▶ _Work request_: Would you restate the entries below word for word, starting at the first line and ending with the one that has "Ansatz 0.2.0 |"?

Top of Dataset content

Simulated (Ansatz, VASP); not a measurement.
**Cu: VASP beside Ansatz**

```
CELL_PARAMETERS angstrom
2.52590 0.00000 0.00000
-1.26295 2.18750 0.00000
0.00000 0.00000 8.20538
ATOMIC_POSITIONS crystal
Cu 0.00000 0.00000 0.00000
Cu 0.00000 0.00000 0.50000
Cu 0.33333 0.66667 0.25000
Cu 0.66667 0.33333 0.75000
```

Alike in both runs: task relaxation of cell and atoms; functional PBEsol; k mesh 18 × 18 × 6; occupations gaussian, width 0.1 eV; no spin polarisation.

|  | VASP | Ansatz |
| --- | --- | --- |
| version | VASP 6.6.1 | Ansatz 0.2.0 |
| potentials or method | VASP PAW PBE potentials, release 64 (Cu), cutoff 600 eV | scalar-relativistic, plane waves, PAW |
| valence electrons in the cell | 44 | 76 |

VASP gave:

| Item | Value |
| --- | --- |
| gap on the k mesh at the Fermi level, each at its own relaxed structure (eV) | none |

Bottom of Dataset content

▶ _Task response_:
Simulated (Ansatz, VASP); not a measurement.
**Cu: VASP beside Ansatz**

```
CELL_PARAMETERS angstrom
2.52590 0.00000 0.00000
-1.26295 2.18750 0.00000
0.00000 0.00000 8.20538
ATOMIC_POSITIONS crystal
Cu 0.00000 0.00000 0.00000
Cu 0.00000 0.00000 0.50000
Cu 0.33333 0.66667 0.25000
Cu 0.66667 0.33333 0.75000
```

Alike in both runs: task relaxation of cell and atoms; functional PBEsol; k mesh 18 × 18 × 6; occupations gaussian, width 0.1 eV; no spin polarisation.

|  | VASP | Ansatz |
| --- | --- | --- |
| version | VASP 6.6.1 | Ansatz 0.2.0 |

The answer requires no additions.